▶ _SOURCE DATA_

________________________________________

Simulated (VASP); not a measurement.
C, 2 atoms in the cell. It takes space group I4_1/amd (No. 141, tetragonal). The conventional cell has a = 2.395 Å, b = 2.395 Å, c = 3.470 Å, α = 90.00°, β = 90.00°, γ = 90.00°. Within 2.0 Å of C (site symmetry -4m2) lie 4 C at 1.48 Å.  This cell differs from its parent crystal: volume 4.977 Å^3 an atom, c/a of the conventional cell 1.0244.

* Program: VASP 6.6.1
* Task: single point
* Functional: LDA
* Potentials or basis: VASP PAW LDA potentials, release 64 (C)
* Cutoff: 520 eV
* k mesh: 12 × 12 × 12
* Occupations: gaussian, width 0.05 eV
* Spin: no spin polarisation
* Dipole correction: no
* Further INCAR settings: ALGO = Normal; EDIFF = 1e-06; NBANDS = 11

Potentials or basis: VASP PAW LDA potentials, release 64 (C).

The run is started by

________________________________________

▶ _WORK TASK_
Every entry above must be reproduced exactly.

▶ _RESPONSE_
Simulated (VASP); not a measurement.
C, 2 atoms in the cell. It takes space group I4_1/amd (No. 141, tetragonal). The conventional cell has a = 2.395 Å, b = 2.395 Å, c = 3.470 Å, α = 90.00°, β = 90.00°, γ = 90.00°. Within 2.0 Å of C (site symmetry -4m2) lie 4 C at 1.48 Å.  This cell differs from its parent crystal: volume 4.977 Å^3 an atom, c/a of the conventional cell 1.0244.

* Program: VASP 6.6.1
* Task: single point
* Functional: LDA
* Potentials or basis: VASP PAW LDA potentials, release 64 (C)
* Cutoff: 520 eV
* k mesh: 12 × 12 × 12
* Occupations: gaussian, width 0.05 eV
* Spin: no spin polarisation
* Dipole correction: no
* Further INCAR settings: ALGO = Normal; EDIFF = 1e-06; NBANDS = 11

Potentials or basis: VASP PAW LDA potentials, release 64 (C).

The run is started by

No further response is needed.